*Work item*.
From the first line of the records below through the line containing "Question: Estimate the wall time of this run.", copy everything exactly and nothing more.

+ + + +

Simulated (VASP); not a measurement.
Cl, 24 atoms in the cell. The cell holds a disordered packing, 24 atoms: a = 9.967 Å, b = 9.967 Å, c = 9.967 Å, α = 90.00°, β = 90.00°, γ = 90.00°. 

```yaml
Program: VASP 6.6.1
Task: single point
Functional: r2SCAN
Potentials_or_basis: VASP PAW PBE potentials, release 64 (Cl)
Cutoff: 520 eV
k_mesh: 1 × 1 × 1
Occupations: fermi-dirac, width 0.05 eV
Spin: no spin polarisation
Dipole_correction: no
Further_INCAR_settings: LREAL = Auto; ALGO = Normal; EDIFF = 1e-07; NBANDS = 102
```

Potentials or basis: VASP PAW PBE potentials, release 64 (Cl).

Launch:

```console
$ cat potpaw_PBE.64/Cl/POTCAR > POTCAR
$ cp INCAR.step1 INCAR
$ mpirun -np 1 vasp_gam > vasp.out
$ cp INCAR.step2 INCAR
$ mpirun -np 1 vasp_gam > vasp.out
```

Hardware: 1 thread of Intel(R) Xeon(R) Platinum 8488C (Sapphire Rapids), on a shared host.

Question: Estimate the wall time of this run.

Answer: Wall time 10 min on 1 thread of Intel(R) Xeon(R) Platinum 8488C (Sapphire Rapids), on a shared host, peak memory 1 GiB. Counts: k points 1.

+ + + +

*Task result*.
Simulated (VASP); not a measurement.
Cl, 24 atoms in the cell. The cell holds a disordered packing, 24 atoms: a = 9.967 Å, b = 9.967 Å, c = 9.967 Å, α = 90.00°, β = 90.00°, γ = 90.00°. 

```yaml
Program: VASP 6.6.1
Task: single point
Functional: r2SCAN
Potentials_or_basis: VASP PAW PBE potentials, release 64 (Cl)
Cutoff: 520 eV
k_mesh: 1 × 1 × 1
Occupations: fermi-dirac, width 0.05 eV
Spin: no spin polarisation
Dipole_correction: no
Further_INCAR_settings: LREAL = Auto; ALGO = Normal; EDIFF = 1e-07; NBANDS = 102
```

Potentials or basis: VASP PAW PBE potentials, release 64 (Cl).

Launch:

```console
$ cat potpaw_PBE.64/Cl/POTCAR > POTCAR
$ cp INCAR.step1 INCAR
$ mpirun -np 1 vasp_gam > vasp.out
$ cp INCAR.step2 INCAR
$ mpirun -np 1 vasp_gam > vasp.out
```

Hardware: 1 thread of Intel(R) Xeon(R) Platinum 8488C (Sapphire Rapids), on a shared host.

Question: Estimate the wall time of this run.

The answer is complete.